| DATA FOR REVIEW |
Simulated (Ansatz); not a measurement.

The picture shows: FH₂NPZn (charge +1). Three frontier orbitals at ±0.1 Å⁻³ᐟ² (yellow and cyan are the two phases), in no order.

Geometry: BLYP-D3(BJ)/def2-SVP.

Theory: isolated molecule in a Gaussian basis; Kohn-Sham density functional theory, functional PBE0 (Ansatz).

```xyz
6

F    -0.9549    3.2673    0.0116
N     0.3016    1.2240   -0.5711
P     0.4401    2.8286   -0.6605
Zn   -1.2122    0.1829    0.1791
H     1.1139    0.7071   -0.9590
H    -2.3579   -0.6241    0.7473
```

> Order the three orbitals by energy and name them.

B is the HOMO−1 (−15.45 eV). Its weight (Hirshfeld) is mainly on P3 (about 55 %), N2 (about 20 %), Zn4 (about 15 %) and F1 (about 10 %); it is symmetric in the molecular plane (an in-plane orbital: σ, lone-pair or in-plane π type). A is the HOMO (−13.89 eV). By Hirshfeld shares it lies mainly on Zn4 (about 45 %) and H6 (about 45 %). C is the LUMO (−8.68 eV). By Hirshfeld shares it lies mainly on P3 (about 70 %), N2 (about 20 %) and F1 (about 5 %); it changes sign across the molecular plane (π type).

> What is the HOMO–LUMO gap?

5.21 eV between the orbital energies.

| WORK REQUEST |
The lines of the data, from the first through the one containing "the HOMO–LUMO gap?", are to be transcribed exactly.

| EXERCISE RESULT |
Simulated (Ansatz); not a measurement.

The picture shows: FH₂NPZn (charge +1). Three frontier orbitals at ±0.1 Å⁻³ᐟ² (yellow and cyan are the two phases), in no order.

Geometry: BLYP-D3(BJ)/def2-SVP.

Theory: isolated molecule in a Gaussian basis; Kohn-Sham density functional theory, functional PBE0 (Ansatz).

```xyz
6

F    -0.9549    3.2673    0.0116
N     0.3016    1.2240   -0.5711
P     0.4401    2.8286   -0.6605
Zn   -1.2122    0.1829    0.1791
H     1.1139    0.7071   -0.9590
H    -2.3579   -0.6241    0.7473
```

> Order the three orbitals by energy and name them.

B is the HOMO−1 (−15.45 eV). Its weight (Hirshfeld) is mainly on P3 (about 55 %), N2 (about 20 %), Zn4 (about 15 %) and F1 (about 10 %); it is symmetric in the molecular plane (an in-plane orbital: σ, lone-pair or in-plane π type). A is the HOMO (−13.89 eV). By Hirshfeld shares it lies mainly on Zn4 (about 45 %) and H6 (about 45 %). C is the LUMO (−8.68 eV). By Hirshfeld shares it lies mainly on P3 (about 70 %), N2 (about 20 %) and F1 (about 5 %); it changes sign across the molecular plane (π type).

> What is the HOMO–LUMO gap?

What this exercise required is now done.